## RECORDED INFORMATION
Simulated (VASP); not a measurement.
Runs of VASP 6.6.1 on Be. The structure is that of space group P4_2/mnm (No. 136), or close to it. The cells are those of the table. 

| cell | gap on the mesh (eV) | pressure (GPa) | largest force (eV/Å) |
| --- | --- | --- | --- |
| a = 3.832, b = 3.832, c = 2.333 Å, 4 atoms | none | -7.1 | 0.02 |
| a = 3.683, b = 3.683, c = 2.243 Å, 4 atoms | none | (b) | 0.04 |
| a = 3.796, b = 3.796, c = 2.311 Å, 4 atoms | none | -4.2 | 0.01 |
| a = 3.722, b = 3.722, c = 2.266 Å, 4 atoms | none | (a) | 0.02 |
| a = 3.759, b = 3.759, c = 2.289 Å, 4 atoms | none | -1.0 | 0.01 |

## WORK ORDER
For each line shown above, write an exact copy.

## EXERCISE OUTPUT
Simulated (VASP); not a measurement.
Runs of VASP 6.6.1 on Be. The structure is that of space group P4_2/mnm (No. 136), or close to it. The cells are those of the table. 

| cell | gap on the mesh (eV) | pressure (GPa) | largest force (eV/Å) |
| --- | --- | --- | --- |
| a = 3.832, b = 3.832, c = 2.333 Å, 4 atoms | none | -7.1 | 0.02 |
| a = 3.683, b = 3.683, c = 2.243 Å, 4 atoms | none | (b) | 0.04 |
| a = 3.796, b = 3.796, c = 2.311 Å, 4 atoms | none | -4.2 | 0.01 |
| a = 3.722, b = 3.722, c = 2.266 Å, 4 atoms | none | (a) | 0.02 |
| a = 3.759, b = 3.759, c = 2.289 Å, 4 atoms | none | -1.0 | 0.01 |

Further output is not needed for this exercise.